*ASSIGNMENT:* The lines from the start of the data up to and including the one with "Computed with Cantera" should be returned exactly, and nothing else.

----- EXCERPTED DATA
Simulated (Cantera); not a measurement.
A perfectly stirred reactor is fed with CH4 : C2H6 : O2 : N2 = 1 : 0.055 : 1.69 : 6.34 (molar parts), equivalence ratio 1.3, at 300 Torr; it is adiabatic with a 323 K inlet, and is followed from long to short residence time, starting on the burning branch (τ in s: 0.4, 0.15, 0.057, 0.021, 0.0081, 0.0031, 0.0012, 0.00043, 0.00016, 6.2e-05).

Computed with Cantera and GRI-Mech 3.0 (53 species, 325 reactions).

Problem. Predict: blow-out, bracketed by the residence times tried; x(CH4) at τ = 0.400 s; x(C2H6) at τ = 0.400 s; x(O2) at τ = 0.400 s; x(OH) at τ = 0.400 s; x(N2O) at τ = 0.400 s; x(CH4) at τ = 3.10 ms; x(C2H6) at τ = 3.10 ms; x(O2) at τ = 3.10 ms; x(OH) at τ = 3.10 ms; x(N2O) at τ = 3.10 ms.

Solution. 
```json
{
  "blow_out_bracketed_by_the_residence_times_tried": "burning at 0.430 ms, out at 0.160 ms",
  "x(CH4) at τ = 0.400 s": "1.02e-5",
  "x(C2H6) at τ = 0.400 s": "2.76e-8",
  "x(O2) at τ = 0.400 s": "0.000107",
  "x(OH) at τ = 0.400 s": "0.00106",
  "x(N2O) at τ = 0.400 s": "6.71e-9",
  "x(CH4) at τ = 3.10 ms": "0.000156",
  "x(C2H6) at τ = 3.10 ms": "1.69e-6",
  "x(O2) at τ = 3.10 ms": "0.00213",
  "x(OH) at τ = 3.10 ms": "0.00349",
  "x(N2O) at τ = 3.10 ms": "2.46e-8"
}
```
----------

*RESULT:*
Simulated (Cantera); not a measurement.
A perfectly stirred reactor is fed with CH4 : C2H6 : O2 : N2 = 1 : 0.055 : 1.69 : 6.34 (molar parts), equivalence ratio 1.3, at 300 Torr; it is adiabatic with a 323 K inlet, and is followed from long to short residence time, starting on the burning branch (τ in s: 0.4, 0.15, 0.057, 0.021, 0.0081, 0.0031, 0.0012, 0.00043, 0.00016, 6.2e-05).

Computed with Cantera and GRI-Mech 3.0 (53 species, 325 reactions).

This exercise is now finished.